> Requirement: Each record below needs to be written out exactly as it appears.

> Extracted material:
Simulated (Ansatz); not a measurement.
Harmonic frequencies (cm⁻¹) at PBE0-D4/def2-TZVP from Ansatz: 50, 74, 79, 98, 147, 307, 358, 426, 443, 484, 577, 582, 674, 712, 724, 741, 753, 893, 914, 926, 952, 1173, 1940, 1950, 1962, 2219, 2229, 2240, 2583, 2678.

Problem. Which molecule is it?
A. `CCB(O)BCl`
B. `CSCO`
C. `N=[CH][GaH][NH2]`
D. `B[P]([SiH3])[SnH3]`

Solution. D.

> Task solution:
Simulated (Ansatz); not a measurement.
Harmonic frequencies (cm⁻¹) at PBE0-D4/def2-TZVP from Ansatz: 50, 74, 79, 98, 147, 307, 358, 426, 443, 484, 577, 582, 674, 712, 724, 741, 753, 893, 914, 926, 952, 1173, 1940, 1950, 1962, 2219, 2229, 2240, 2583, 2678.

Problem. Which molecule is it?
A. `CCB(O)BCl`
B. `CSCO`
C. `N=[CH][GaH][NH2]`
D. `B[P]([SiH3])[SnH3]`

Solution. D.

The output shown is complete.